Dataset entries
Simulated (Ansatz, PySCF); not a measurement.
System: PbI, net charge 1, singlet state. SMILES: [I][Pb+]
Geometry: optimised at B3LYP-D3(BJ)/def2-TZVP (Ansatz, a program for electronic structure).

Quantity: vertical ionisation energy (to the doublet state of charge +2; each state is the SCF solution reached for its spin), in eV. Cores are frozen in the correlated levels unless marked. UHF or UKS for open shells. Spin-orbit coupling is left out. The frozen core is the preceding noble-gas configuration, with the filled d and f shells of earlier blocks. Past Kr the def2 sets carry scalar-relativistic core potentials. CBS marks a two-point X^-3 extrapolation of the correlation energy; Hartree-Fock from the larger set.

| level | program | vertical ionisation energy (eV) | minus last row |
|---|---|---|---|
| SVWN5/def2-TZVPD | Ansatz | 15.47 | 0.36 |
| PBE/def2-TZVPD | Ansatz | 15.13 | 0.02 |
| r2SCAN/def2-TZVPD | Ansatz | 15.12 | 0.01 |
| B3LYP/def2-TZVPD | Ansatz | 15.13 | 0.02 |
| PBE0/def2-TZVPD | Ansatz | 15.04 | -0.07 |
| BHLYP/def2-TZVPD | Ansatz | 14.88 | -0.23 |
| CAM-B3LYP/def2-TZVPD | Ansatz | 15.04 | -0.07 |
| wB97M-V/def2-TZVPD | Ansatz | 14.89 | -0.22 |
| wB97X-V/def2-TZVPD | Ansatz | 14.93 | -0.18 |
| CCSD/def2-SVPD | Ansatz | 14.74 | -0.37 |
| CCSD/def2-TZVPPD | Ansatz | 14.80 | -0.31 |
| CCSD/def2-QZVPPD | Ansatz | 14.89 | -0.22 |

Required action
Repeat every entry exactly, leaving nothing out.

Solution
Simulated (Ansatz, PySCF); not a measurement.
System: PbI, net charge 1, singlet state. SMILES: [I][Pb+]
Geometry: optimised at B3LYP-D3(BJ)/def2-TZVP (Ansatz, a program for electronic structure).

Quantity: vertical ionisation energy (to the doublet state of charge +2; each state is the SCF solution reached for its spin), in eV. Cores are frozen in the correlated levels unless marked. UHF or UKS for open shells. Spin-orbit coupling is left out. The frozen core is the preceding noble-gas configuration, with the filled d and f shells of earlier blocks. Past Kr the def2 sets carry scalar-relativistic core potentials. CBS marks a two-point X^-3 extrapolation of the correlation energy; Hartree-Fock from the larger set.

| level | program | vertical ionisation energy (eV) | minus last row |
|---|---|---|---|
| SVWN5/def2-TZVPD | Ansatz | 15.47 | 0.36 |
| PBE/def2-TZVPD | Ansatz | 15.13 | 0.02 |
| r2SCAN/def2-TZVPD | Ansatz | 15.12 | 0.01 |
| B3LYP/def2-TZVPD | Ansatz | 15.13 | 0.02 |
| PBE0/def2-TZVPD | Ansatz | 15.04 | -0.07 |
| BHLYP/def2-TZVPD | Ansatz | 14.88 | -0.23 |
| CAM-B3LYP/def2-TZVPD | Ansatz | 15.04 | -0.07 |
| wB97M-V/def2-TZVPD | Ansatz | 14.89 | -0.22 |
| wB97X-V/def2-TZVPD | Ansatz | 14.93 | -0.18 |
| CCSD/def2-SVPD | Ansatz | 14.74 | -0.37 |
| CCSD/def2-TZVPPD | Ansatz | 14.80 | -0.31 |
| CCSD/def2-QZVPPD | Ansatz | 14.89 | -0.22 |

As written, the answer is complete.